Assigned task
Write out again the entries from the first line to the line that includes "All values are", keeping both of those lines.

------ Data listing ------
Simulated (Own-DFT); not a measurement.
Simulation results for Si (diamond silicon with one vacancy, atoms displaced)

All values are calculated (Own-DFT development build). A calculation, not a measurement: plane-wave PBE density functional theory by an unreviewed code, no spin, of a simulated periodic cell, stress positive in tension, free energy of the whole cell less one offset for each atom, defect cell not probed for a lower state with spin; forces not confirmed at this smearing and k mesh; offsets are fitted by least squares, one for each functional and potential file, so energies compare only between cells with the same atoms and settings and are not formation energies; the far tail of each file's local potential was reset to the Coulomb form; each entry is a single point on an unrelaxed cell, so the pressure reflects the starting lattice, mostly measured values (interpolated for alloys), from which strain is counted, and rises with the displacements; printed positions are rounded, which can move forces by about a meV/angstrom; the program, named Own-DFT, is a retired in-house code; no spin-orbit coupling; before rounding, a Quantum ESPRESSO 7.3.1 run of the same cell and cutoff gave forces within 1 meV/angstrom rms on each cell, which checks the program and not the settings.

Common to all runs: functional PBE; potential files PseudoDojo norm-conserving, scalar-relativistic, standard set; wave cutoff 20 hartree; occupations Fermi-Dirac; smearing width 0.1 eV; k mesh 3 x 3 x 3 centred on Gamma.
------

Response
Simulated (Own-DFT); not a measurement.
Simulation results for Si (diamond silicon with one vacancy, atoms displaced)

All values are calculated (Own-DFT development build). A calculation, not a measurement: plane-wave PBE density functional theory by an unreviewed code, no spin, of a simulated periodic cell, stress positive in tension, free energy of the whole cell less one offset for each atom, defect cell not probed for a lower state with spin; forces not confirmed at this smearing and k mesh; offsets are fitted by least squares, one for each functional and potential file, so energies compare only between cells with the same atoms and settings and are not formation energies; the far tail of each file's local potential was reset to the Coulomb form; each entry is a single point on an unrelaxed cell, so the pressure reflects the starting lattice, mostly measured values (interpolated for alloys), from which strain is counted, and rises with the displacements; printed positions are rounded, which can move forces by about a meV/angstrom; the program, named Own-DFT, is a retired in-house code; no spin-orbit coupling; before rounding, a Quantum ESPRESSO 7.3.1 run of the same cell and cutoff gave forces within 1 meV/angstrom rms on each cell, which checks the program and not the settings.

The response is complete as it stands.